## Task item
All of the entries below should be copied exactly as they appear.

## Data records
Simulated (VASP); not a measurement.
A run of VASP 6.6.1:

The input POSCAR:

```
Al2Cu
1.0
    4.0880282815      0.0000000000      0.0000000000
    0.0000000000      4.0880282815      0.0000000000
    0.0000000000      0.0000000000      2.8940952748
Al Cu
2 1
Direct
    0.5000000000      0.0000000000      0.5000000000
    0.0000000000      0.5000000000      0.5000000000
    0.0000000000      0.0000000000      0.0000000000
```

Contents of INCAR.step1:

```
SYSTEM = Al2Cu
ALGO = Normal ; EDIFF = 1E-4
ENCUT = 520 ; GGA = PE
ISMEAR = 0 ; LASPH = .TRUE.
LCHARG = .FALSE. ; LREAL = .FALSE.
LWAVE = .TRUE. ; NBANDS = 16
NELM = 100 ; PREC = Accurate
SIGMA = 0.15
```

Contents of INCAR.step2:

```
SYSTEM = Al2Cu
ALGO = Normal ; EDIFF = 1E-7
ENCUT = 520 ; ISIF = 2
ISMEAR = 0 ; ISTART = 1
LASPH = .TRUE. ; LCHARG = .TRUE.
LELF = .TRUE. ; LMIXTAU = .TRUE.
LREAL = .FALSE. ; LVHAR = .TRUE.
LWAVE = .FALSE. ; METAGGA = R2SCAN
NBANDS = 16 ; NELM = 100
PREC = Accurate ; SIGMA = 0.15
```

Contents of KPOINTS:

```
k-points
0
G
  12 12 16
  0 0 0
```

## Exercise output
Simulated (VASP); not a measurement.
A run of VASP 6.6.1:

The input POSCAR:

```
Al2Cu
1.0
    4.0880282815      0.0000000000      0.0000000000
    0.0000000000      4.0880282815      0.0000000000
    0.0000000000      0.0000000000      2.8940952748
Al Cu
2 1
Direct
    0.5000000000      0.0000000000      0.5000000000
    0.0000000000      0.5000000000      0.5000000000
    0.0000000000      0.0000000000      0.0000000000
```

Contents of INCAR.step1:

```
SYSTEM = Al2Cu
ALGO = Normal ; EDIFF = 1E-4
ENCUT = 520 ; GGA = PE
ISMEAR = 0 ; LASPH = .TRUE.
LCHARG = .FALSE. ; LREAL = .FALSE.
LWAVE = .TRUE. ; NBANDS = 16
NELM = 100 ; PREC = Accurate
SIGMA = 0.15
```

Contents of INCAR.step2:

```
SYSTEM = Al2Cu
ALGO = Normal ; EDIFF = 1E-7
ENCUT = 520 ; ISIF = 2
ISMEAR = 0 ; ISTART = 1
LASPH = .TRUE. ; LCHARG = .TRUE.
LELF = .TRUE. ; LMIXTAU = .TRUE.
LREAL = .FALSE. ; LVHAR = .TRUE.
LWAVE = .FALSE. ; METAGGA = R2SCAN
NBANDS = 16 ; NELM = 100
PREC = Accurate ; SIGMA = 0.15
```

Contents of KPOINTS:

```
k-points
0
G
  12 12 16
  0 0 0
```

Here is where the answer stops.